§ Work order: Set out the listing word for word. End with the line that contains "Theory: TDDFT CAM-B3LYP/def2-SVPD, vertical, gas".

···

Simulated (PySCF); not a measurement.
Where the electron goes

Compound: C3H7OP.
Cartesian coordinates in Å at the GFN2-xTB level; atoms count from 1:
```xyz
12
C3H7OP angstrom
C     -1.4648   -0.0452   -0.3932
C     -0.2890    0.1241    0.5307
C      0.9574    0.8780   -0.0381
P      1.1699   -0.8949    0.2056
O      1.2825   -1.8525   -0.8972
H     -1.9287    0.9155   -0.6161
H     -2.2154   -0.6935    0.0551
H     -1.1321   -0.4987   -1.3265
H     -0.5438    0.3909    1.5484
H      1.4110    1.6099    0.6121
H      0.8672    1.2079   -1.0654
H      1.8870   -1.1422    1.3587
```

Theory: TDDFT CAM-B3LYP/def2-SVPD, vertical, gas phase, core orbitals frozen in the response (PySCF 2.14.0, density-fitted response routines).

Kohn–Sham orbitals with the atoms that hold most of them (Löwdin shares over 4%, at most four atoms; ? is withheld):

···

§ Task response:
Simulated (PySCF); not a measurement.
Where the electron goes

Compound: C3H7OP.
Cartesian coordinates in Å at the GFN2-xTB level; atoms count from 1:
```xyz
12
C3H7OP angstrom
C     -1.4648   -0.0452   -0.3932
C     -0.2890    0.1241    0.5307
C      0.9574    0.8780   -0.0381
P      1.1699   -0.8949    0.2056
O      1.2825   -1.8525   -0.8972
H     -1.9287    0.9155   -0.6161
H     -2.2154   -0.6935    0.0551
H     -1.1321   -0.4987   -1.3265
H     -0.5438    0.3909    1.5484
H      1.4110    1.6099    0.6121
H      0.8672    1.2079   -1.0654
H      1.8870   -1.1422    1.3587
```

Theory: TDDFT CAM-B3LYP/def2-SVPD, vertical, gas phase, core orbitals frozen in the response (PySCF 2.14.0, density-fitted response routines).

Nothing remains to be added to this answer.